§ WORK INSTRUCTION: Beneath this line are the data; copy exactly the part of them that opens with the line containing "The computed structure" and closes with the line containing "## NMR shielding", and only that part.

● ● ● ●
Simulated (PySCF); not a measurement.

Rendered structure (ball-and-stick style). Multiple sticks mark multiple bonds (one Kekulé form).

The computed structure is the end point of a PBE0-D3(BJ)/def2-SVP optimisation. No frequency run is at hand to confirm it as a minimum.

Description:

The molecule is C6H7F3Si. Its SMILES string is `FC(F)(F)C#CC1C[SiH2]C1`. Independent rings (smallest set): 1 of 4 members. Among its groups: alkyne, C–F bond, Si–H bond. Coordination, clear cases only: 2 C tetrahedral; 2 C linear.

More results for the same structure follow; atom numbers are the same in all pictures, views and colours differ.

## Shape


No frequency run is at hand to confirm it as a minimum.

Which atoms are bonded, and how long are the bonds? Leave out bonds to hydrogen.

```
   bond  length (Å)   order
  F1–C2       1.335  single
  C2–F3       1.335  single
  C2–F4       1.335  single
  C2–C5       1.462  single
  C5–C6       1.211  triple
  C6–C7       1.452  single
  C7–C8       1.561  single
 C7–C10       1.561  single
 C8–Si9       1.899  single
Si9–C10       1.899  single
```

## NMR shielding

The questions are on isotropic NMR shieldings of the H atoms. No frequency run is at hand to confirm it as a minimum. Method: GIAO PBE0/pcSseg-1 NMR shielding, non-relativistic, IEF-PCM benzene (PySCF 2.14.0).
● ● ● ●

§ ANSWER SECTION:
The computed structure is the end point of a PBE0-D3(BJ)/def2-SVP optimisation. No frequency run is at hand to confirm it as a minimum.

Description:

The molecule is C6H7F3Si. Its SMILES string is `FC(F)(F)C#CC1C[SiH2]C1`. Independent rings (smallest set): 1 of 4 members. Among its groups: alkyne, C–F bond, Si–H bond. Coordination, clear cases only: 2 C tetrahedral; 2 C linear.

More results for the same structure follow; atom numbers are the same in all pictures, views and colours differ.

## Shape


No frequency run is at hand to confirm it as a minimum.

Which atoms are bonded, and how long are the bonds? Leave out bonds to hydrogen.

```
   bond  length (Å)   order
  F1–C2       1.335  single
  C2–F3       1.335  single
  C2–F4       1.335  single
  C2–C5       1.462  single
  C5–C6       1.211  triple
  C6–C7       1.452  single
  C7–C8       1.561  single
 C7–C10       1.561  single
 C8–Si9       1.899  single
Si9–C10       1.899  single
```

## NMR shielding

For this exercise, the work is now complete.